──────── INFORMATION SUPPLIED ────────

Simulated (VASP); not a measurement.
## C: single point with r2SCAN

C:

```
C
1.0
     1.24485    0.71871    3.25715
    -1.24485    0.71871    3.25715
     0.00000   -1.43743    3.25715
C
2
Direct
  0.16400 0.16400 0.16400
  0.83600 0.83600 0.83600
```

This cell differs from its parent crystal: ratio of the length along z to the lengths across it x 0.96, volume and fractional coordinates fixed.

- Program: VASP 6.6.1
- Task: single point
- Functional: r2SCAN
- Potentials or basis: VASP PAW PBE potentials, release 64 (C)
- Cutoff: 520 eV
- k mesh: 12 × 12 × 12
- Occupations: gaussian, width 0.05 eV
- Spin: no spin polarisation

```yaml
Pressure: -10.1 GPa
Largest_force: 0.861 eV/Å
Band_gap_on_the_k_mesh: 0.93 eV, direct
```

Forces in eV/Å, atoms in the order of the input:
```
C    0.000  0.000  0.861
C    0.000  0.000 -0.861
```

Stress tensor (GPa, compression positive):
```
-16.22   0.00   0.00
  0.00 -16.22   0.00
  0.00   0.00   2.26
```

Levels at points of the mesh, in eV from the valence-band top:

────────

-- ASSIGNMENT --
Line by line, repeat the listing exactly as written.

-- WRITTEN SOLUTION --
Simulated (VASP); not a measurement.
## C: single point with r2SCAN

C:

```
C
1.0
     1.24485    0.71871    3.25715
    -1.24485    0.71871    3.25715
     0.00000   -1.43743    3.25715
C
2
Direct
  0.16400 0.16400 0.16400
  0.83600 0.83600 0.83600
```

This cell differs from its parent crystal: ratio of the length along z to the lengths across it x 0.96, volume and fractional coordinates fixed.

- Program: VASP 6.6.1
- Task: single point
- Functional: r2SCAN
- Potentials or basis: VASP PAW PBE potentials, release 64 (C)
- Cutoff: 520 eV
- k mesh: 12 × 12 × 12
- Occupations: gaussian, width 0.05 eV
- Spin: no spin polarisation

```yaml
Pressure: -10.1 GPa
Largest_force: 0.861 eV/Å
Band_gap_on_the_k_mesh: 0.93 eV, direct
```

Forces in eV/Å, atoms in the order of the input:
```
C    0.000  0.000  0.861
C    0.000  0.000 -0.861
```

Stress tensor (GPa, compression positive):
```
-16.22   0.00   0.00
  0.00 -16.22   0.00
  0.00   0.00   2.26
```

Levels at points of the mesh, in eV from the valence-band top:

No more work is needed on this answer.